=== Section Start ===
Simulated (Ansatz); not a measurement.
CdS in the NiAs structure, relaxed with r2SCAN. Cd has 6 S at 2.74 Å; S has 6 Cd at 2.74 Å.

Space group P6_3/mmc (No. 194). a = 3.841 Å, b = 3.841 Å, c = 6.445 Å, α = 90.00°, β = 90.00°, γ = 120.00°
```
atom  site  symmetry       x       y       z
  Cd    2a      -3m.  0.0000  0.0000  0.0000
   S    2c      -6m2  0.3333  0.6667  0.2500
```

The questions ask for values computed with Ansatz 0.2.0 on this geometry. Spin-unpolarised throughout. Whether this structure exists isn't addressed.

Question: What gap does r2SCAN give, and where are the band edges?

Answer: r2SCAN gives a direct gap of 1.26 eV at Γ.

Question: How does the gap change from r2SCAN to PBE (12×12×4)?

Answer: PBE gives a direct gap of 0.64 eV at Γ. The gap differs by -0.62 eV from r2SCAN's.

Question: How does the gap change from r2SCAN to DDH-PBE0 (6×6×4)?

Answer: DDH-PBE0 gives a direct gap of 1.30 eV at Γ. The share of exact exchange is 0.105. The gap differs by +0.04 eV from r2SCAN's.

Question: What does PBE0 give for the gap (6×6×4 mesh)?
=== Section End ===

## Assigned task
Exact copies of the lines from the start of the data up to the line holding "Question: How does the gap change from r2SCAN to DDH-PBE0", both included, are all that is needed.

## Exercise solution
Simulated (Ansatz); not a measurement.
CdS in the NiAs structure, relaxed with r2SCAN. Cd has 6 S at 2.74 Å; S has 6 Cd at 2.74 Å.

Space group P6_3/mmc (No. 194). a = 3.841 Å, b = 3.841 Å, c = 6.445 Å, α = 90.00°, β = 90.00°, γ = 120.00°
```
atom  site  symmetry       x       y       z
  Cd    2a      -3m.  0.0000  0.0000  0.0000
   S    2c      -6m2  0.3333  0.6667  0.2500
```

The questions ask for values computed with Ansatz 0.2.0 on this geometry. Spin-unpolarised throughout. Whether this structure exists isn't addressed.

Question: What gap does r2SCAN give, and where are the band edges?

Answer: r2SCAN gives a direct gap of 1.26 eV at Γ.

Question: How does the gap change from r2SCAN to PBE (12×12×4)?

Answer: PBE gives a direct gap of 0.64 eV at Γ. The gap differs by -0.62 eV from r2SCAN's.

Question: How does the gap change from r2SCAN to DDH-PBE0 (6×6×4)?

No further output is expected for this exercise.